RAW DATA

┌────────

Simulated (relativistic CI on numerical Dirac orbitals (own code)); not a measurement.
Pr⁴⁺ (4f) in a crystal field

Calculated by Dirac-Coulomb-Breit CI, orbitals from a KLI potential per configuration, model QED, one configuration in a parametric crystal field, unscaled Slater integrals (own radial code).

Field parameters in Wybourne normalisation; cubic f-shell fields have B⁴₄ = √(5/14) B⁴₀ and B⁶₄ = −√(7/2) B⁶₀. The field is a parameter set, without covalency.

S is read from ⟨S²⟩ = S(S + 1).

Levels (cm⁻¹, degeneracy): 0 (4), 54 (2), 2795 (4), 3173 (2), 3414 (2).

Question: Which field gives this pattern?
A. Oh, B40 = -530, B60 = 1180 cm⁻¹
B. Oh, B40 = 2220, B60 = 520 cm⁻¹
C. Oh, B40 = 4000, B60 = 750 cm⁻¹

└────────

WORK INSTRUCTION
Look at the entries above. Then set all of them down again exactly.

TASK OUTPUT
Simulated (relativistic CI on numerical Dirac orbitals (own code)); not a measurement.
Pr⁴⁺ (4f) in a crystal field

Calculated by Dirac-Coulomb-Breit CI, orbitals from a KLI potential per configuration, model QED, one configuration in a parametric crystal field, unscaled Slater integrals (own radial code).

Field parameters in Wybourne normalisation; cubic f-shell fields have B⁴₄ = √(5/14) B⁴₀ and B⁶₄ = −√(7/2) B⁶₀. The field is a parameter set, without covalency.

S is read from ⟨S²⟩ = S(S + 1).

Levels (cm⁻¹, degeneracy): 0 (4), 54 (2), 2795 (4), 3173 (2), 3414 (2).

Question: Which field gives this pattern?
A. Oh, B40 = -530, B60 = 1180 cm⁻¹
B. Oh, B40 = 2220, B60 = 520 cm⁻¹
C. Oh, B40 = 4000, B60 = 750 cm⁻¹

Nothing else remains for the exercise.